_WORK ORDER_:
Write out the data exactly from its first line onward, ending with the line in which "gap on the k mesh at the Fermi level (eV): 2.23;" appears.

_EXTRACTED INFORMATION_:
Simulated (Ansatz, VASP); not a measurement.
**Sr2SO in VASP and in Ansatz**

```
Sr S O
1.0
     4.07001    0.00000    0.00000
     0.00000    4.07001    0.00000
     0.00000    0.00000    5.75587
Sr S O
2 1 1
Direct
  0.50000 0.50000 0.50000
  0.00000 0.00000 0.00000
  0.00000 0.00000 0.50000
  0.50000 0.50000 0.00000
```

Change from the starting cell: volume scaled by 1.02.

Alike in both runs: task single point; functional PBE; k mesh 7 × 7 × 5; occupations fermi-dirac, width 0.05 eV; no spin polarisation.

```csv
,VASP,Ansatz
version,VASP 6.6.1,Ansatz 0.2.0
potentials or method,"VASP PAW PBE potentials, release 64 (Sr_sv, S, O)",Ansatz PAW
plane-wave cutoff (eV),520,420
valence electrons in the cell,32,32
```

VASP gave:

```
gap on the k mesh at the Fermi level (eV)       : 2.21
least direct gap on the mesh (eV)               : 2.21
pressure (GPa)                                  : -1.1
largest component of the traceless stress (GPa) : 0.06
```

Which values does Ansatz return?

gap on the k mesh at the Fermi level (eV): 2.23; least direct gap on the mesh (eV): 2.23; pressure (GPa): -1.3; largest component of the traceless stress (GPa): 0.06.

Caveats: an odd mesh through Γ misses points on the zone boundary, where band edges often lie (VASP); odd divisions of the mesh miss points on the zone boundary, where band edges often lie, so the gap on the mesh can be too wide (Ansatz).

_WORKED SOLUTION_:
Simulated (Ansatz, VASP); not a measurement.
**Sr2SO in VASP and in Ansatz**

```
Sr S O
1.0
     4.07001    0.00000    0.00000
     0.00000    4.07001    0.00000
     0.00000    0.00000    5.75587
Sr S O
2 1 1
Direct
  0.50000 0.50000 0.50000
  0.00000 0.00000 0.00000
  0.00000 0.00000 0.50000
  0.50000 0.50000 0.00000
```

Change from the starting cell: volume scaled by 1.02.

Alike in both runs: task single point; functional PBE; k mesh 7 × 7 × 5; occupations fermi-dirac, width 0.05 eV; no spin polarisation.

```csv
,VASP,Ansatz
version,VASP 6.6.1,Ansatz 0.2.0
potentials or method,"VASP PAW PBE potentials, release 64 (Sr_sv, S, O)",Ansatz PAW
plane-wave cutoff (eV),520,420
valence electrons in the cell,32,32
```

VASP gave:

```
gap on the k mesh at the Fermi level (eV)       : 2.21
least direct gap on the mesh (eV)               : 2.21
pressure (GPa)                                  : -1.1
largest component of the traceless stress (GPa) : 0.06
```

Which values does Ansatz return?

gap on the k mesh at the Fermi level (eV): 2.23; least direct gap on the mesh (eV): 2.23; pressure (GPa): -1.3; largest component of the traceless stress (GPa): 0.06.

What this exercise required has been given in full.